> _WORK INSTRUCTION_
All of the records should come back exactly as written.

> _SUPPLIED DATA_
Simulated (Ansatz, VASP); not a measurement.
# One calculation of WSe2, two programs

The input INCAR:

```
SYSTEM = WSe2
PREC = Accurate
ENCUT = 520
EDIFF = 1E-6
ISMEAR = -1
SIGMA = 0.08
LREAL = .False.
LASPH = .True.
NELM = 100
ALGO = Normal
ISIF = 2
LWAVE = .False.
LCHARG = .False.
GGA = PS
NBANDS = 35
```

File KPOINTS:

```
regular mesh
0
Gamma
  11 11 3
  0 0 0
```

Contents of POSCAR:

> _TASK SOLUTION_
Simulated (Ansatz, VASP); not a measurement.
# One calculation of WSe2, two programs

The input INCAR:

```
SYSTEM = WSe2
PREC = Accurate
ENCUT = 520
EDIFF = 1E-6
ISMEAR = -1
SIGMA = 0.08
LREAL = .False.
LASPH = .True.
NELM = 100
ALGO = Normal
ISIF = 2
LWAVE = .False.
LCHARG = .False.
GGA = PS
NBANDS = 35
```

File KPOINTS:

```
regular mesh
0
Gamma
  11 11 3
  0 0 0
```

Contents of POSCAR:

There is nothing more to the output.